• • • •
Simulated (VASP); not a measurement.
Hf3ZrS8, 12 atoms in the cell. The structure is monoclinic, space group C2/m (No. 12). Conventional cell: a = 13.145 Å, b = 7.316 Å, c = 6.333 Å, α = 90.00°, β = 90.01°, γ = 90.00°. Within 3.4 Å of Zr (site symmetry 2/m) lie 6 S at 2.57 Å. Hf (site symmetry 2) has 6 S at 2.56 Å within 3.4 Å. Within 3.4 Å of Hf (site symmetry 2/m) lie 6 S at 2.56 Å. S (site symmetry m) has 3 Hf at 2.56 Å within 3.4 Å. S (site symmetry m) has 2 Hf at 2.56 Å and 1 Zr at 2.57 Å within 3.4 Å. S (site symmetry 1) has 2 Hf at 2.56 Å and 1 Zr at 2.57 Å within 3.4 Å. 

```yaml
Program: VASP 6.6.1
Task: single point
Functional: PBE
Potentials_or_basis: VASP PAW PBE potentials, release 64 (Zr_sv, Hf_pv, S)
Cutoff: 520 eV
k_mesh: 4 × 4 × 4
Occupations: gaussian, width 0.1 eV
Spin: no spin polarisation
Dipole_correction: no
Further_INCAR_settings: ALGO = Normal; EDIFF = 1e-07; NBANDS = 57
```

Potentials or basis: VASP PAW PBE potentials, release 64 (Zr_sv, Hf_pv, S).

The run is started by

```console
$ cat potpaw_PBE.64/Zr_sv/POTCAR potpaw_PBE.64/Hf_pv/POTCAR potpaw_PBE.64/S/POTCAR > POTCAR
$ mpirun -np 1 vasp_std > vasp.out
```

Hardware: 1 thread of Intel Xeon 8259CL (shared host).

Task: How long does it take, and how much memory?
• • • •

◆ **EXERCISE**
Extract from the records above the lines from the one containing "Potentials or basis: VASP" to the one containing "Hardware: 1 thread", both lines included, exactly as they appear and with nothing else.

◆ **YOUR SOLUTION**
Potentials or basis: VASP PAW PBE potentials, release 64 (Zr_sv, Hf_pv, S).

The run is started by

```console
$ cat potpaw_PBE.64/Zr_sv/POTCAR potpaw_PBE.64/Hf_pv/POTCAR potpaw_PBE.64/S/POTCAR > POTCAR
$ mpirun -np 1 vasp_std > vasp.out
```

Hardware: 1 thread of Intel Xeon 8259CL (shared host).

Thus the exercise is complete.